• REQUIREMENT:
Each line of the listing below must be returned exactly.

• INFORMATION PROVIDED:
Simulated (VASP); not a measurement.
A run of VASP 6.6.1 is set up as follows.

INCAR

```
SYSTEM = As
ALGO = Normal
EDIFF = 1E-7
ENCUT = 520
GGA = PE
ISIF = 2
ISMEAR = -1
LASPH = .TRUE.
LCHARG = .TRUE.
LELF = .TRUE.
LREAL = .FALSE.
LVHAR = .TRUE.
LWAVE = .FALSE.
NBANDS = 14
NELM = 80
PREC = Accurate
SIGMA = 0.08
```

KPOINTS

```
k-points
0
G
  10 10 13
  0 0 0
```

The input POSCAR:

• RESULT:
Simulated (VASP); not a measurement.
A run of VASP 6.6.1 is set up as follows.

INCAR

```
SYSTEM = As
ALGO = Normal
EDIFF = 1E-7
ENCUT = 520
GGA = PE
ISIF = 2
ISMEAR = -1
LASPH = .TRUE.
LCHARG = .TRUE.
LELF = .TRUE.
LREAL = .FALSE.
LVHAR = .TRUE.
LWAVE = .FALSE.
NBANDS = 14
NELM = 80
PREC = Accurate
SIGMA = 0.08
```

KPOINTS

```
k-points
0
G
  10 10 13
  0 0 0
```

The input POSCAR:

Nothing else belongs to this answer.